Assigned task:
Output only the lines from the start of the entries through the line holding "6.23 | 20.0 |". Each line must match the original exactly.

Record set:
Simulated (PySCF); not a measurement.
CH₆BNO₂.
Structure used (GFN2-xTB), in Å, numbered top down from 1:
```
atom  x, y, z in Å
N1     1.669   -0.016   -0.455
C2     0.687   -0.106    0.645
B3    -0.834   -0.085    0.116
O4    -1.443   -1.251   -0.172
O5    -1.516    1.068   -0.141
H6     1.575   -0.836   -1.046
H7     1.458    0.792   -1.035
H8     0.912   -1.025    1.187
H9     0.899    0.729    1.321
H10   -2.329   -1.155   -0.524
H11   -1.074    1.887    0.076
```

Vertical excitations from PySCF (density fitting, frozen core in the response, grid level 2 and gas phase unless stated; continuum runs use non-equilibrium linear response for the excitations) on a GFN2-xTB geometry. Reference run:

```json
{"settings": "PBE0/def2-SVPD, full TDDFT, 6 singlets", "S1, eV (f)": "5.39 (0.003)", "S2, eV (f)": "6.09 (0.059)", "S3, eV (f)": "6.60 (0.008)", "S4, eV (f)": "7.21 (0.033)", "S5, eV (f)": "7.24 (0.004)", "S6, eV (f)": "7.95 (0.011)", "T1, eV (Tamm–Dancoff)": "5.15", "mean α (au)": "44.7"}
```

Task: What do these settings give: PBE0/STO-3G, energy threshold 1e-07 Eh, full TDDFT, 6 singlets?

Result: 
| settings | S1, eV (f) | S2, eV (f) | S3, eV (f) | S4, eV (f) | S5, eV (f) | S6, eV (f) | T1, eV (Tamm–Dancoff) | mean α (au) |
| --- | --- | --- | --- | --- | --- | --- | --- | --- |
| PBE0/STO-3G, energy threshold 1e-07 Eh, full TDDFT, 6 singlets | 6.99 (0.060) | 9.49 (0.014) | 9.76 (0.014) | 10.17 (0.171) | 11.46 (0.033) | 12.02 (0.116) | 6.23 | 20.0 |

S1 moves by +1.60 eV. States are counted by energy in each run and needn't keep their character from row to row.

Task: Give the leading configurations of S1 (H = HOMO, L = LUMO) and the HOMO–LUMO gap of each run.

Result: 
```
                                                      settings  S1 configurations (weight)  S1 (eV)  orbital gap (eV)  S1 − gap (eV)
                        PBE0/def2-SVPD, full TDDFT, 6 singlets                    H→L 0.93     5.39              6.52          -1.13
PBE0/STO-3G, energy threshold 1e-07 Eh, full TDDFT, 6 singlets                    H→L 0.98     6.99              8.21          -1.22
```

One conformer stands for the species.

Exercise response:
Simulated (PySCF); not a measurement.
CH₆BNO₂.
Structure used (GFN2-xTB), in Å, numbered top down from 1:
```
atom  x, y, z in Å
N1     1.669   -0.016   -0.455
C2     0.687   -0.106    0.645
B3    -0.834   -0.085    0.116
O4    -1.443   -1.251   -0.172
O5    -1.516    1.068   -0.141
H6     1.575   -0.836   -1.046
H7     1.458    0.792   -1.035
H8     0.912   -1.025    1.187
H9     0.899    0.729    1.321
H10   -2.329   -1.155   -0.524
H11   -1.074    1.887    0.076
```

Vertical excitations from PySCF (density fitting, frozen core in the response, grid level 2 and gas phase unless stated; continuum runs use non-equilibrium linear response for the excitations) on a GFN2-xTB geometry. Reference run:

```json
{"settings": "PBE0/def2-SVPD, full TDDFT, 6 singlets", "S1, eV (f)": "5.39 (0.003)", "S2, eV (f)": "6.09 (0.059)", "S3, eV (f)": "6.60 (0.008)", "S4, eV (f)": "7.21 (0.033)", "S5, eV (f)": "7.24 (0.004)", "S6, eV (f)": "7.95 (0.011)", "T1, eV (Tamm–Dancoff)": "5.15", "mean α (au)": "44.7"}
```

Task: What do these settings give: PBE0/STO-3G, energy threshold 1e-07 Eh, full TDDFT, 6 singlets?

Result: 
| settings | S1, eV (f) | S2, eV (f) | S3, eV (f) | S4, eV (f) | S5, eV (f) | S6, eV (f) | T1, eV (Tamm–Dancoff) | mean α (au) |
| --- | --- | --- | --- | --- | --- | --- | --- | --- |
| PBE0/STO-3G, energy threshold 1e-07 Eh, full TDDFT, 6 singlets | 6.99 (0.060) | 9.49 (0.014) | 9.76 (0.014) | 10.17 (0.171) | 11.46 (0.033) | 12.02 (0.116) | 6.23 | 20.0 |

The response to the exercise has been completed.